* _REQUIRED ACTION_: After finding the line containing "Its results: band" below, please output that line and each following one through the line containing "What comes out?", exactly as written.

* _PROVIDED INFORMATION_:
+--
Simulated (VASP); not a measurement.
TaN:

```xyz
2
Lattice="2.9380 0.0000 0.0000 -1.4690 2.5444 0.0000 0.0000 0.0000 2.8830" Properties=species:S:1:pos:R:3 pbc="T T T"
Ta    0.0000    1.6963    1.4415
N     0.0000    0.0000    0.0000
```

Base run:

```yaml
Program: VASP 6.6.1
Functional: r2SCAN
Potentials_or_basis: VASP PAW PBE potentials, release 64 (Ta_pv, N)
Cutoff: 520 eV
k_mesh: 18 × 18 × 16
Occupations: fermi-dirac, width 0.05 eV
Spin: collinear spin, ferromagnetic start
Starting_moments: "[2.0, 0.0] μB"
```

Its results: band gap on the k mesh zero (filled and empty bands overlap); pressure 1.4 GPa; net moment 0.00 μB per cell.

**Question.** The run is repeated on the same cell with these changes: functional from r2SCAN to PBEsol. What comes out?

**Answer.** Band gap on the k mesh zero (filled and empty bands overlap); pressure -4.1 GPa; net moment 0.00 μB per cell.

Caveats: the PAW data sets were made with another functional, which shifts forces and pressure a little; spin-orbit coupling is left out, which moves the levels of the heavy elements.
+--

* _WRITTEN ANSWER_:
Its results: band gap on the k mesh zero (filled and empty bands overlap); pressure 1.4 GPa; net moment 0.00 μB per cell.

**Question.** The run is repeated on the same cell with these changes: functional from r2SCAN to PBEsol. What comes out?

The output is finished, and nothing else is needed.